> TASK ITEM:
All the data should be printed again exactly as written.

> RECORD EXCERPTS:
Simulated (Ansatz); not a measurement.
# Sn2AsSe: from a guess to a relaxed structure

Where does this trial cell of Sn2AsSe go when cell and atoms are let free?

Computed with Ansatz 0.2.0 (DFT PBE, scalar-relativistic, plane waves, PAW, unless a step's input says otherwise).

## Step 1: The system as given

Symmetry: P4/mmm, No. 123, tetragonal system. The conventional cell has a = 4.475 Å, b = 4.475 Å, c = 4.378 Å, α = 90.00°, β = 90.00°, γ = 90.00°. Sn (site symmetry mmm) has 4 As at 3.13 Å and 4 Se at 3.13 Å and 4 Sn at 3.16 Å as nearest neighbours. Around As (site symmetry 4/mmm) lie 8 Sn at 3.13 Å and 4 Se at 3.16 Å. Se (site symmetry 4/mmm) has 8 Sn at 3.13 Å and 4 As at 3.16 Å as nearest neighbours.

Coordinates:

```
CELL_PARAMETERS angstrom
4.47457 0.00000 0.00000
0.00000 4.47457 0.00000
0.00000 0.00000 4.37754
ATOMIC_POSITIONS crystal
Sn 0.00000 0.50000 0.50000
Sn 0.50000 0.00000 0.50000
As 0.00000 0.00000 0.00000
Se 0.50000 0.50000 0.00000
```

> ANSWER SPACE:
Simulated (Ansatz); not a measurement.
# Sn2AsSe: from a guess to a relaxed structure

Where does this trial cell of Sn2AsSe go when cell and atoms are let free?

Computed with Ansatz 0.2.0 (DFT PBE, scalar-relativistic, plane waves, PAW, unless a step's input says otherwise).

## Step 1: The system as given

Symmetry: P4/mmm, No. 123, tetragonal system. The conventional cell has a = 4.475 Å, b = 4.475 Å, c = 4.378 Å, α = 90.00°, β = 90.00°, γ = 90.00°. Sn (site symmetry mmm) has 4 As at 3.13 Å and 4 Se at 3.13 Å and 4 Sn at 3.16 Å as nearest neighbours. Around As (site symmetry 4/mmm) lie 8 Sn at 3.13 Å and 4 Se at 3.16 Å. Se (site symmetry 4/mmm) has 8 Sn at 3.13 Å and 4 As at 3.16 Å as nearest neighbours.

Coordinates:

```
CELL_PARAMETERS angstrom
4.47457 0.00000 0.00000
0.00000 4.47457 0.00000
0.00000 0.00000 4.37754
ATOMIC_POSITIONS crystal
Sn 0.00000 0.50000 0.50000
Sn 0.50000 0.00000 0.50000
As 0.00000 0.00000 0.00000
Se 0.50000 0.50000 0.00000
```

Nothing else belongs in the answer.